Assignment:
From top to bottom, each entry below must be reproduced exactly.

══════════════════════════════

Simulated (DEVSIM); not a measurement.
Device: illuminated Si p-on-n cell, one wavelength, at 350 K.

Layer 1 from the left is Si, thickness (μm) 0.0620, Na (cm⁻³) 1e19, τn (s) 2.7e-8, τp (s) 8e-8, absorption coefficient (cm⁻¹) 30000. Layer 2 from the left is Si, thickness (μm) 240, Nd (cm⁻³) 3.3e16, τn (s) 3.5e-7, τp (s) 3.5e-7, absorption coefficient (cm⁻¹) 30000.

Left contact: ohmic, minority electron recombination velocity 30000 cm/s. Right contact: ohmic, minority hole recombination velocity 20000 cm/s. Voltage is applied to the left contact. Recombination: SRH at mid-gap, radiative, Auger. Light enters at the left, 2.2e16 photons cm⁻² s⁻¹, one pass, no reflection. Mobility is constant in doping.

══════════════════════════════

Exercise output:
Simulated (DEVSIM); not a measurement.
Device: illuminated Si p-on-n cell, one wavelength, at 350 K.

Layer 1 from the left is Si, thickness (μm) 0.0620, Na (cm⁻³) 1e19, τn (s) 2.7e-8, τp (s) 8e-8, absorption coefficient (cm⁻¹) 30000. Layer 2 from the left is Si, thickness (μm) 240, Nd (cm⁻³) 3.3e16, τn (s) 3.5e-7, τp (s) 3.5e-7, absorption coefficient (cm⁻¹) 30000.

Left contact: ohmic, minority electron recombination velocity 30000 cm/s. Right contact: ohmic, minority hole recombination velocity 20000 cm/s. Voltage is applied to the left contact. Recombination: SRH at mid-gap, radiative, Auger. Light enters at the left, 2.2e16 photons cm⁻² s⁻¹, one pass, no reflection. Mobility is constant in doping.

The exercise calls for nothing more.